From the top of the records below, return each line exactly, ending with the line that contains "Quantum ESPRESSO 7.5;".

>>>>>

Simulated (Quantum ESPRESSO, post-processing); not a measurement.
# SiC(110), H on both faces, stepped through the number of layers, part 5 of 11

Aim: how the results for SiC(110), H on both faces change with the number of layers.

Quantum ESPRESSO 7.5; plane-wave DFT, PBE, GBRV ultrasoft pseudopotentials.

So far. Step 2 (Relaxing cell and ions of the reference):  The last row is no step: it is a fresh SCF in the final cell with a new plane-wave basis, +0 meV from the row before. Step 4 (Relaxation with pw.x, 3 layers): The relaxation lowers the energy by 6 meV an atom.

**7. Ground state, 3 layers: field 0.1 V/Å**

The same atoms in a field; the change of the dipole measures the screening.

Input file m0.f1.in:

<<<<<

* **Exercise solution**:
Simulated (Quantum ESPRESSO, post-processing); not a measurement.
# SiC(110), H on both faces, stepped through the number of layers, part 5 of 11

Aim: how the results for SiC(110), H on both faces change with the number of layers.

Quantum ESPRESSO 7.5; plane-wave DFT, PBE, GBRV ultrasoft pseudopotentials.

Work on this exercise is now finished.